**Exercise:**
All of the material must be duplicated exactly, line by line.

**Dataset records:**
= Beginning of Section =
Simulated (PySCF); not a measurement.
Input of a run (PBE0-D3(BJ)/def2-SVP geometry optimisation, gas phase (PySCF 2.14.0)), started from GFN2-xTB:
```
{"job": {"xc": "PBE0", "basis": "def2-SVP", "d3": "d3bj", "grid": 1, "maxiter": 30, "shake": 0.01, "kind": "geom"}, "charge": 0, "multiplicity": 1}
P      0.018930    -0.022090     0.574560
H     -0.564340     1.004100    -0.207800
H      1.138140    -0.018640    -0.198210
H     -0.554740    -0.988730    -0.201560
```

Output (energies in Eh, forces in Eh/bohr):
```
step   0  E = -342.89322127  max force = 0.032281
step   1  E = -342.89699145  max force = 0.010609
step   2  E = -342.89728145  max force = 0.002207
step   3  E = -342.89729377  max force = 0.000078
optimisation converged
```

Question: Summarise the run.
= End of Section =

**Exercise solution:**
Simulated (PySCF); not a measurement.
Input of a run (PBE0-D3(BJ)/def2-SVP geometry optimisation, gas phase (PySCF 2.14.0)), started from GFN2-xTB:
```
{"job": {"xc": "PBE0", "basis": "def2-SVP", "d3": "d3bj", "grid": 1, "maxiter": 30, "shake": 0.01, "kind": "geom"}, "charge": 0, "multiplicity": 1}
P      0.018930    -0.022090     0.574560
H     -0.564340     1.004100    -0.207800
H      1.138140    -0.018640    -0.198210
H     -0.554740    -0.988730    -0.201560
```

Output (energies in Eh, forces in Eh/bohr):
```
step   0  E = -342.89322127  max force = 0.032281
step   1  E = -342.89699145  max force = 0.010609
step   2  E = -342.89728145  max force = 0.002207
step   3  E = -342.89729377  max force = 0.000078
optimisation converged
```

Question: Summarise the run.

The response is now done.